_Activity_
Only certain lines below are wanted: those starting at the line containing "Levels at points" and ending at the line containing "39.99 | 51.47 |", both included, each retyped exactly.

Information given: Begin
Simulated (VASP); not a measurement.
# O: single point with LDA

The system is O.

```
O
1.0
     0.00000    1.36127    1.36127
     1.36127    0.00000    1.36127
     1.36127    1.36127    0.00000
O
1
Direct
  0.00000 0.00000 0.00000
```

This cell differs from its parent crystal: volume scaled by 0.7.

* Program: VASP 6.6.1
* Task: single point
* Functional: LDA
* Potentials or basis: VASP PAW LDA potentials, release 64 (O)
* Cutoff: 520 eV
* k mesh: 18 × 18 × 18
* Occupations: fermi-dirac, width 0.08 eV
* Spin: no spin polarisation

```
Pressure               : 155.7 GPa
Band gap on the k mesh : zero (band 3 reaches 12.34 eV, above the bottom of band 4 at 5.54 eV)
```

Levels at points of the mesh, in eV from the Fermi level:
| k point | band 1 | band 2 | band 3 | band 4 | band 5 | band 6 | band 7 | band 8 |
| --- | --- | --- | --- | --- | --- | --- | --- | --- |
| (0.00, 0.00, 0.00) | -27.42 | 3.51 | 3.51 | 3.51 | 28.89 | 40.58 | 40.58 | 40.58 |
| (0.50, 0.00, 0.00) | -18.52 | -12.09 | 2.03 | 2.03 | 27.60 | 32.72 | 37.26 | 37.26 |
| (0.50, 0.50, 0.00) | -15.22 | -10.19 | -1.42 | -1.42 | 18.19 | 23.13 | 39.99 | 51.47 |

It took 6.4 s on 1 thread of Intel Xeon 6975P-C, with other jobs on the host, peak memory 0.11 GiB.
Information given: End

_Written answer_
Levels at points of the mesh, in eV from the Fermi level:
| k point | band 1 | band 2 | band 3 | band 4 | band 5 | band 6 | band 7 | band 8 |
| --- | --- | --- | --- | --- | --- | --- | --- | --- |
| (0.00, 0.00, 0.00) | -27.42 | 3.51 | 3.51 | 3.51 | 28.89 | 40.58 | 40.58 | 40.58 |
| (0.50, 0.00, 0.00) | -18.52 | -12.09 | 2.03 | 2.03 | 27.60 | 32.72 | 37.26 | 37.26 |
| (0.50, 0.50, 0.00) | -15.22 | -10.19 | -1.42 | -1.42 | 18.19 | 23.13 | 39.99 | 51.47 |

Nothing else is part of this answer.